## [Data for analysis]
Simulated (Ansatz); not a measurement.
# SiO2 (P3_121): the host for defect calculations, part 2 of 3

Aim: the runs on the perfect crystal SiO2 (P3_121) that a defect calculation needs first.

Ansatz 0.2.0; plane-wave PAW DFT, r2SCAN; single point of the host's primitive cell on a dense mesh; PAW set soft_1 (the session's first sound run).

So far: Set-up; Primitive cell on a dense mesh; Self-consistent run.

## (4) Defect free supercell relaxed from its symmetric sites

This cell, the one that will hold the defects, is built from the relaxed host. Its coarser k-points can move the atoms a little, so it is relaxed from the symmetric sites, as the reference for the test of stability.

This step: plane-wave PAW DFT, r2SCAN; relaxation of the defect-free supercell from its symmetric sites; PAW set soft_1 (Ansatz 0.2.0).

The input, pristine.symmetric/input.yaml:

## [Task item]
Restate all of the material exactly.

## [Reply]
Simulated (Ansatz); not a measurement.
# SiO2 (P3_121): the host for defect calculations, part 2 of 3

Aim: the runs on the perfect crystal SiO2 (P3_121) that a defect calculation needs first.

Ansatz 0.2.0; plane-wave PAW DFT, r2SCAN; single point of the host's primitive cell on a dense mesh; PAW set soft_1 (the session's first sound run).

So far: Set-up; Primitive cell on a dense mesh; Self-consistent run.

## (4) Defect free supercell relaxed from its symmetric sites

This cell, the one that will hold the defects, is built from the relaxed host. Its coarser k-points can move the atoms a little, so it is relaxed from the symmetric sites, as the reference for the test of stability.

This step: plane-wave PAW DFT, r2SCAN; relaxation of the defect-free supercell from its symmetric sites; PAW set soft_1 (Ansatz 0.2.0).

The input, pristine.symmetric/input.yaml:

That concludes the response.